- - -

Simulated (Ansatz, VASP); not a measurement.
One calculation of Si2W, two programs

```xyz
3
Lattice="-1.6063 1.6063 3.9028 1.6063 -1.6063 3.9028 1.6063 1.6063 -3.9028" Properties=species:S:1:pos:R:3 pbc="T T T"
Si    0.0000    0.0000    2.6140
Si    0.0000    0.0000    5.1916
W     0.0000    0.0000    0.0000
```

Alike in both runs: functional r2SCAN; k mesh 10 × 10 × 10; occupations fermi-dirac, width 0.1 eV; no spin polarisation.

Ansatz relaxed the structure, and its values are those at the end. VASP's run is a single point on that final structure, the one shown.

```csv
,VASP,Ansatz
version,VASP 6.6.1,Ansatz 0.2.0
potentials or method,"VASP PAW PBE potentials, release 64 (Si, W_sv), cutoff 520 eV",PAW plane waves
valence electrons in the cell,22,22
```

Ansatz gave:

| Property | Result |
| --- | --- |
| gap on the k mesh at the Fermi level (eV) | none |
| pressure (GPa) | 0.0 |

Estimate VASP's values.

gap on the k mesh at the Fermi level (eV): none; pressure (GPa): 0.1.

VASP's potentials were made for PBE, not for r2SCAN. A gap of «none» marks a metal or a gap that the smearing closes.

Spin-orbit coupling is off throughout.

- - -

The full material has to be written out again exactly as shown.

__Response__
Simulated (Ansatz, VASP); not a measurement.
One calculation of Si2W, two programs

```xyz
3
Lattice="-1.6063 1.6063 3.9028 1.6063 -1.6063 3.9028 1.6063 1.6063 -3.9028" Properties=species:S:1:pos:R:3 pbc="T T T"
Si    0.0000    0.0000    2.6140
Si    0.0000    0.0000    5.1916
W     0.0000    0.0000    0.0000
```

Alike in both runs: functional r2SCAN; k mesh 10 × 10 × 10; occupations fermi-dirac, width 0.1 eV; no spin polarisation.

Ansatz relaxed the structure, and its values are those at the end. VASP's run is a single point on that final structure, the one shown.

```csv
,VASP,Ansatz
version,VASP 6.6.1,Ansatz 0.2.0
potentials or method,"VASP PAW PBE potentials, release 64 (Si, W_sv), cutoff 520 eV",PAW plane waves
valence electrons in the cell,22,22
```

Ansatz gave:

| Property | Result |
| --- | --- |
| gap on the k mesh at the Fermi level (eV) | none |
| pressure (GPa) | 0.0 |

Estimate VASP's values.

gap on the k mesh at the Fermi level (eV): none; pressure (GPa): 0.1.

VASP's potentials were made for PBE, not for r2SCAN. A gap of «none» marks a metal or a gap that the smearing closes.

Spin-orbit coupling is off throughout.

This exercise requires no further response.